.....

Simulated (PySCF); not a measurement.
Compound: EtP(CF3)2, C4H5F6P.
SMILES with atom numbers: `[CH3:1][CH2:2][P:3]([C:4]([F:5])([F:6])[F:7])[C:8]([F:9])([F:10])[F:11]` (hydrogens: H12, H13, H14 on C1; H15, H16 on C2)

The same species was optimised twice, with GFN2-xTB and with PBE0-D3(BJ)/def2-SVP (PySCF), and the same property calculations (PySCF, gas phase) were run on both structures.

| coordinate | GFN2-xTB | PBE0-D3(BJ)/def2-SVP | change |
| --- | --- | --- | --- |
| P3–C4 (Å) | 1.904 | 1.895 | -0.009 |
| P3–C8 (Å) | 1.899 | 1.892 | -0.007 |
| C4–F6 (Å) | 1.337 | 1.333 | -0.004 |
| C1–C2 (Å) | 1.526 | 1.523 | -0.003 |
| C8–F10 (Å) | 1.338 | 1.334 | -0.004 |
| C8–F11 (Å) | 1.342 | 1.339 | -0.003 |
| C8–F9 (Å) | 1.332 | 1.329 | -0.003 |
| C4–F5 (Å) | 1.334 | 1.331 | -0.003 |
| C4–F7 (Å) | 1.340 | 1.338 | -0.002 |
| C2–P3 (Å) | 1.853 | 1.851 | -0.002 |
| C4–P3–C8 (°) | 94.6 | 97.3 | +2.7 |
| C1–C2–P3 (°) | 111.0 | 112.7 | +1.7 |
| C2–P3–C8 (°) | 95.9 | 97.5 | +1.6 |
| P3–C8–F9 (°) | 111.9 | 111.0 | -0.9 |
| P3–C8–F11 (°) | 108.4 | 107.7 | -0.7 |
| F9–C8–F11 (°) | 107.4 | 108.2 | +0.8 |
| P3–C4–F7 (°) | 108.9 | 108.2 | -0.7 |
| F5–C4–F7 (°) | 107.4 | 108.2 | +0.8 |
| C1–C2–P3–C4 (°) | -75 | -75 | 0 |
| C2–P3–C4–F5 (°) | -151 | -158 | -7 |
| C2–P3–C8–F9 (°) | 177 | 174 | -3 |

.....

> **REQUIRED ACTION**
Please transcribe the data exactly from its first line. End with the line that contains "-151 | -158 | -7 |".

> **TASK RESPONSE**
Simulated (PySCF); not a measurement.
Compound: EtP(CF3)2, C4H5F6P.
SMILES with atom numbers: `[CH3:1][CH2:2][P:3]([C:4]([F:5])([F:6])[F:7])[C:8]([F:9])([F:10])[F:11]` (hydrogens: H12, H13, H14 on C1; H15, H16 on C2)

The same species was optimised twice, with GFN2-xTB and with PBE0-D3(BJ)/def2-SVP (PySCF), and the same property calculations (PySCF, gas phase) were run on both structures.

| coordinate | GFN2-xTB | PBE0-D3(BJ)/def2-SVP | change |
| --- | --- | --- | --- |
| P3–C4 (Å) | 1.904 | 1.895 | -0.009 |
| P3–C8 (Å) | 1.899 | 1.892 | -0.007 |
| C4–F6 (Å) | 1.337 | 1.333 | -0.004 |
| C1–C2 (Å) | 1.526 | 1.523 | -0.003 |
| C8–F10 (Å) | 1.338 | 1.334 | -0.004 |
| C8–F11 (Å) | 1.342 | 1.339 | -0.003 |
| C8–F9 (Å) | 1.332 | 1.329 | -0.003 |
| C4–F5 (Å) | 1.334 | 1.331 | -0.003 |
| C4–F7 (Å) | 1.340 | 1.338 | -0.002 |
| C2–P3 (Å) | 1.853 | 1.851 | -0.002 |
| C4–P3–C8 (°) | 94.6 | 97.3 | +2.7 |
| C1–C2–P3 (°) | 111.0 | 112.7 | +1.7 |
| C2–P3–C8 (°) | 95.9 | 97.5 | +1.6 |
| P3–C8–F9 (°) | 111.9 | 111.0 | -0.9 |
| P3–C8–F11 (°) | 108.4 | 107.7 | -0.7 |
| F9–C8–F11 (°) | 107.4 | 108.2 | +0.8 |
| P3–C4–F7 (°) | 108.9 | 108.2 | -0.7 |
| F5–C4–F7 (°) | 107.4 | 108.2 | +0.8 |
| C1–C2–P3–C4 (°) | -75 | -75 | 0 |
| C2–P3–C4–F5 (°) | -151 | -158 | -7 |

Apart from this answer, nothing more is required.